Data listing:
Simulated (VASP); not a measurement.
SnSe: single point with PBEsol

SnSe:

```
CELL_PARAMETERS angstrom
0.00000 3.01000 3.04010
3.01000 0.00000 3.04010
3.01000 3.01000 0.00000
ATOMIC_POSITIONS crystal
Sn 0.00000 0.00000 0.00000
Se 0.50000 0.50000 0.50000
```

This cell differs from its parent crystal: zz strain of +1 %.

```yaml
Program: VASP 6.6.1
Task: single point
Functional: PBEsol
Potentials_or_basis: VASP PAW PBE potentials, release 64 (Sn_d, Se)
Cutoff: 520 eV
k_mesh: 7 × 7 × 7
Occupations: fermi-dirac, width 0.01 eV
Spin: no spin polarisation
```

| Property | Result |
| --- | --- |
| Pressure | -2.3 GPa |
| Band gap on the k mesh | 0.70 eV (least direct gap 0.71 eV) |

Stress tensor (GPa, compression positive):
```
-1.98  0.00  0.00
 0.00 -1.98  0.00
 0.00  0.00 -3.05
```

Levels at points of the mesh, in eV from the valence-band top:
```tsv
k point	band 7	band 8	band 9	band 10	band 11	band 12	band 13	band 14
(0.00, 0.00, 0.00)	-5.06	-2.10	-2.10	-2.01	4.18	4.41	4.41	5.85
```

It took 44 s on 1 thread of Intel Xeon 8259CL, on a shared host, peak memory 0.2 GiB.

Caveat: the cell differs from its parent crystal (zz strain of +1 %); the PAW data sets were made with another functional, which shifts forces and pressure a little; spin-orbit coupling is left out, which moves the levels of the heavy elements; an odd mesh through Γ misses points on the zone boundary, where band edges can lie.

Brief: Reproduce the entries exactly, starting at their first line and stopping after the line with "Pressure | -2.3 GPa |".

Written solution:
Simulated (VASP); not a measurement.
SnSe: single point with PBEsol

SnSe:

```
CELL_PARAMETERS angstrom
0.00000 3.01000 3.04010
3.01000 0.00000 3.04010
3.01000 3.01000 0.00000
ATOMIC_POSITIONS crystal
Sn 0.00000 0.00000 0.00000
Se 0.50000 0.50000 0.50000
```

This cell differs from its parent crystal: zz strain of +1 %.

```yaml
Program: VASP 6.6.1
Task: single point
Functional: PBEsol
Potentials_or_basis: VASP PAW PBE potentials, release 64 (Sn_d, Se)
Cutoff: 520 eV
k_mesh: 7 × 7 × 7
Occupations: fermi-dirac, width 0.01 eV
Spin: no spin polarisation
```

| Property | Result |
| --- | --- |
| Pressure | -2.3 GPa |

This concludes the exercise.